Start of Extracted entries

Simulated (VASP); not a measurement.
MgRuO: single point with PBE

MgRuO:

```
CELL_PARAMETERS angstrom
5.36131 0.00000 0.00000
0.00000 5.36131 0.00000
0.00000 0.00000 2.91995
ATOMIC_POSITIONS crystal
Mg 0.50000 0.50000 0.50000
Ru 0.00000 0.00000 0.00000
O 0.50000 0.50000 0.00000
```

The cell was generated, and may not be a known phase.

End of Extracted entries

> _Activity_: Set every entry down verbatim.

> _Exercise output_:
Simulated (VASP); not a measurement.
MgRuO: single point with PBE

MgRuO:

```
CELL_PARAMETERS angstrom
5.36131 0.00000 0.00000
0.00000 5.36131 0.00000
0.00000 0.00000 2.91995
ATOMIC_POSITIONS crystal
Mg 0.50000 0.50000 0.50000
Ru 0.00000 0.00000 0.00000
O 0.50000 0.50000 0.00000
```

The cell was generated, and may not be a known phase.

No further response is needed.